Requirement
Repeat the listing below in full, keeping each word as given.

╭──
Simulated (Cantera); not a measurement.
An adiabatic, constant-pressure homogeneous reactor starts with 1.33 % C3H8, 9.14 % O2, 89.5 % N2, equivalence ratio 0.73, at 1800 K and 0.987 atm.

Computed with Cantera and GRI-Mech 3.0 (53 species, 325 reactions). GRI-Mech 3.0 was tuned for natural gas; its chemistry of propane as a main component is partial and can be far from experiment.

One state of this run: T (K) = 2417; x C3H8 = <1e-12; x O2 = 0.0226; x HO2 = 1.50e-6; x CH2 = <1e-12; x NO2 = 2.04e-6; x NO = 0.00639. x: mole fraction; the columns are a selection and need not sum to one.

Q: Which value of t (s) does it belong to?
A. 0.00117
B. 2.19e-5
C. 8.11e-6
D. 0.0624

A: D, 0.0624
╰──

Problem solution
Simulated (Cantera); not a measurement.
An adiabatic, constant-pressure homogeneous reactor starts with 1.33 % C3H8, 9.14 % O2, 89.5 % N2, equivalence ratio 0.73, at 1800 K and 0.987 atm.

Computed with Cantera and GRI-Mech 3.0 (53 species, 325 reactions). GRI-Mech 3.0 was tuned for natural gas; its chemistry of propane as a main component is partial and can be far from experiment.

One state of this run: T (K) = 2417; x C3H8 = <1e-12; x O2 = 0.0226; x HO2 = 1.50e-6; x CH2 = <1e-12; x NO2 = 2.04e-6; x NO = 0.00639. x: mole fraction; the columns are a selection and need not sum to one.

Q: Which value of t (s) does it belong to?
A. 0.00117
B. 2.19e-5
C. 8.11e-6
D. 0.0624

A: D, 0.0624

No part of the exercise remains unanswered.